- **Activity**
A complete transcription of the material, exact in every line, is what is wanted.

◇ ◇ ◇

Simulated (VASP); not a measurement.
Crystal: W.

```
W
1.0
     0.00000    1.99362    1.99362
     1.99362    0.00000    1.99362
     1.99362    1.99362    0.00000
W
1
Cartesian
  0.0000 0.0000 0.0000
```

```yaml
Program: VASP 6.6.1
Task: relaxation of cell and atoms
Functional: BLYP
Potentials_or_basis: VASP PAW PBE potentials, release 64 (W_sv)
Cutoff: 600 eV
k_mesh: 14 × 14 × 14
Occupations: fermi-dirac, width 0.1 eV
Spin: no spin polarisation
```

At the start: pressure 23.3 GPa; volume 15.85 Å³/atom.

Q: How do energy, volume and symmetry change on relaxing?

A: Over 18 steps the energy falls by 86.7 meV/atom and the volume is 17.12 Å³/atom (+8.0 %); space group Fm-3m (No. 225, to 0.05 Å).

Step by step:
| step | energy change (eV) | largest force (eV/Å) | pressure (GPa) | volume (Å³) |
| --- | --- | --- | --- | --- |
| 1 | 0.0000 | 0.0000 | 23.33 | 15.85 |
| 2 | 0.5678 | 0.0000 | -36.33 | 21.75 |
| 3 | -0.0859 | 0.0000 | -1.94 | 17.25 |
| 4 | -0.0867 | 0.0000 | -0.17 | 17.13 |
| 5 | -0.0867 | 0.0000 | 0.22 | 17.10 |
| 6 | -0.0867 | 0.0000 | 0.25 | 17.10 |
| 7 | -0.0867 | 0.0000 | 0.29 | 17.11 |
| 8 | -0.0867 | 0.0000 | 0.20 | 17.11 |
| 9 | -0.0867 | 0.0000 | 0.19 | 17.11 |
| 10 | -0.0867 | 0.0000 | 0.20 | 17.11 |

◇ ◇ ◇

- **Reply**
Simulated (VASP); not a measurement.
Crystal: W.

```
W
1.0
     0.00000    1.99362    1.99362
     1.99362    0.00000    1.99362
     1.99362    1.99362    0.00000
W
1
Cartesian
  0.0000 0.0000 0.0000
```

```yaml
Program: VASP 6.6.1
Task: relaxation of cell and atoms
Functional: BLYP
Potentials_or_basis: VASP PAW PBE potentials, release 64 (W_sv)
Cutoff: 600 eV
k_mesh: 14 × 14 × 14
Occupations: fermi-dirac, width 0.1 eV
Spin: no spin polarisation
```

At the start: pressure 23.3 GPa; volume 15.85 Å³/atom.

Q: How do energy, volume and symmetry change on relaxing?

A: Over 18 steps the energy falls by 86.7 meV/atom and the volume is 17.12 Å³/atom (+8.0 %); space group Fm-3m (No. 225, to 0.05 Å).

Step by step:
| step | energy change (eV) | largest force (eV/Å) | pressure (GPa) | volume (Å³) |
| --- | --- | --- | --- | --- |
| 1 | 0.0000 | 0.0000 | 23.33 | 15.85 |
| 2 | 0.5678 | 0.0000 | -36.33 | 21.75 |
| 3 | -0.0859 | 0.0000 | -1.94 | 17.25 |
| 4 | -0.0867 | 0.0000 | -0.17 | 17.13 |
| 5 | -0.0867 | 0.0000 | 0.22 | 17.10 |
| 6 | -0.0867 | 0.0000 | 0.25 | 17.10 |
| 7 | -0.0867 | 0.0000 | 0.29 | 17.11 |
| 8 | -0.0867 | 0.0000 | 0.20 | 17.11 |
| 9 | -0.0867 | 0.0000 | 0.19 | 17.11 |
| 10 | -0.0867 | 0.0000 | 0.20 | 17.11 |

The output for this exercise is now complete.